**Work task**
Each line from the opening of the listing below through the line that contains "The arrow beside" is to be output exactly as written.

**Data extracts**
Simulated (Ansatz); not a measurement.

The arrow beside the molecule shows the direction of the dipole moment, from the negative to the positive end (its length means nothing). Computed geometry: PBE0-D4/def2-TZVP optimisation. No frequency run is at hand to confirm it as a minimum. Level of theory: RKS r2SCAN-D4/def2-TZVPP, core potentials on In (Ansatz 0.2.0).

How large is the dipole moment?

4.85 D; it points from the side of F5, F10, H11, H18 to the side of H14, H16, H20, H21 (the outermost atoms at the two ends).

**Task output**
Simulated (Ansatz); not a measurement.

The arrow beside the molecule shows the direction of the dipole moment, from the negative to the positive end (its length means nothing). Computed geometry: PBE0-D4/def2-TZVP optimisation. No frequency run is at hand to confirm it as a minimum. Level of theory: RKS r2SCAN-D4/def2-TZVPP, core potentials on In (Ansatz 0.2.0).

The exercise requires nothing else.